━━ EXTRACTED MATERIAL ━━

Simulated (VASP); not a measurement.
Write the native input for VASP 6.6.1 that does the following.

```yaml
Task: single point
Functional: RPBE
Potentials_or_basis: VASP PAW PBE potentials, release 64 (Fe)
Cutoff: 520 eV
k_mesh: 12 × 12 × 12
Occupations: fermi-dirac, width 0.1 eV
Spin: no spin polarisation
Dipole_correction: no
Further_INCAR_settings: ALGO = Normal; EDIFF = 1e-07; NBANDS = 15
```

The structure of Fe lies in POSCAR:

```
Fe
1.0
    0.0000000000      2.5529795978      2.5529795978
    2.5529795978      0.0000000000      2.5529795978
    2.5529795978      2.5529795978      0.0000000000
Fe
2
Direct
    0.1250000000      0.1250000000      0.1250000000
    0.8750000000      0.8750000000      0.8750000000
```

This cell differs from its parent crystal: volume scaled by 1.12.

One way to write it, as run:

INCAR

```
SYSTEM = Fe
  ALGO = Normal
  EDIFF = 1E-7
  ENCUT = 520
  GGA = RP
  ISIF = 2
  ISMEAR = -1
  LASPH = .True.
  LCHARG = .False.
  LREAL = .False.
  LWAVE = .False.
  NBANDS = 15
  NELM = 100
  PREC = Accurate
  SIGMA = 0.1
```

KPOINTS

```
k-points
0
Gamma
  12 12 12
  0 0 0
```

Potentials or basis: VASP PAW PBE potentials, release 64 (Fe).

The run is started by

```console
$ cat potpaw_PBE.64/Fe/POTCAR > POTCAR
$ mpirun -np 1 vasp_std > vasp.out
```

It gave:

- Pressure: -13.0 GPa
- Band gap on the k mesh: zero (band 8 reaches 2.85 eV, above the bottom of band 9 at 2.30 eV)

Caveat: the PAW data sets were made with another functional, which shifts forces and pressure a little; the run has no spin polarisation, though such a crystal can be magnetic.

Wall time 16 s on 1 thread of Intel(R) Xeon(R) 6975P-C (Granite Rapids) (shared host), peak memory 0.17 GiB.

━━━

## ACTION ITEM
Your task is to restate, word for word, only those lines above that fall between the line holding "Write the native" and the line holding "Caveat: the PAW", inclusive.

## TASK OUTPUT
Write the native input for VASP 6.6.1 that does the following.

```yaml
Task: single point
Functional: RPBE
Potentials_or_basis: VASP PAW PBE potentials, release 64 (Fe)
Cutoff: 520 eV
k_mesh: 12 × 12 × 12
Occupations: fermi-dirac, width 0.1 eV
Spin: no spin polarisation
Dipole_correction: no
Further_INCAR_settings: ALGO = Normal; EDIFF = 1e-07; NBANDS = 15
```

The structure of Fe lies in POSCAR:

```
Fe
1.0
    0.0000000000      2.5529795978      2.5529795978
    2.5529795978      0.0000000000      2.5529795978
    2.5529795978      2.5529795978      0.0000000000
Fe
2
Direct
    0.1250000000      0.1250000000      0.1250000000
    0.8750000000      0.8750000000      0.8750000000
```

This cell differs from its parent crystal: volume scaled by 1.12.

One way to write it, as run:

INCAR

```
SYSTEM = Fe
  ALGO = Normal
  EDIFF = 1E-7
  ENCUT = 520
  GGA = RP
  ISIF = 2
  ISMEAR = -1
  LASPH = .True.
  LCHARG = .False.
  LREAL = .False.
  LWAVE = .False.
  NBANDS = 15
  NELM = 100
  PREC = Accurate
  SIGMA = 0.1
```

KPOINTS

```
k-points
0
Gamma
  12 12 12
  0 0 0
```

Potentials or basis: VASP PAW PBE potentials, release 64 (Fe).

The run is started by

```console
$ cat potpaw_PBE.64/Fe/POTCAR > POTCAR
$ mpirun -np 1 vasp_std > vasp.out
```

It gave:

- Pressure: -13.0 GPa
- Band gap on the k mesh: zero (band 8 reaches 2.85 eV, above the bottom of band 9 at 2.30 eV)

Caveat: the PAW data sets were made with another functional, which shifts forces and pressure a little; the run has no spin polarisation, though such a crystal can be magnetic.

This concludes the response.